• _Dataset content_:
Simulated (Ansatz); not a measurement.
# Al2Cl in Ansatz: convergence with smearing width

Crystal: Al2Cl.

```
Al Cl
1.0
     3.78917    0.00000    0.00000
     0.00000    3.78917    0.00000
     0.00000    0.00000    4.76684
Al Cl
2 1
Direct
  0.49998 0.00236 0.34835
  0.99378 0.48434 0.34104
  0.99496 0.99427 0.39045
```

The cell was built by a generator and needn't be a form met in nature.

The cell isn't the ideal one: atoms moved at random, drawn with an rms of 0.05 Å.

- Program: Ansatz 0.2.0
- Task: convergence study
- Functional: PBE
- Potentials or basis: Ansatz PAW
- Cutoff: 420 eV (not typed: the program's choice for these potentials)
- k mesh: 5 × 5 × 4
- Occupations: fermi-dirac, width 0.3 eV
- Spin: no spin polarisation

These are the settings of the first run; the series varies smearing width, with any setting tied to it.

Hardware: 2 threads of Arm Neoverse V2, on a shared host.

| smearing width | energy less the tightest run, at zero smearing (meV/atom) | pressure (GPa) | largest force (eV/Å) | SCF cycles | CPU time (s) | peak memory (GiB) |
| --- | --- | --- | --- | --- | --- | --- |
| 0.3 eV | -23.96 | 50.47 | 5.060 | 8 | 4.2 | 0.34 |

• _Work order_: From the line containing "These are the" down to the line containing "Hardware: 2 threads" in the material above, reproduce every line exactly, including the two end lines.

• _Written reply_:
These are the settings of the first run; the series varies smearing width, with any setting tied to it.

Hardware: 2 threads of Arm Neoverse V2, on a shared host.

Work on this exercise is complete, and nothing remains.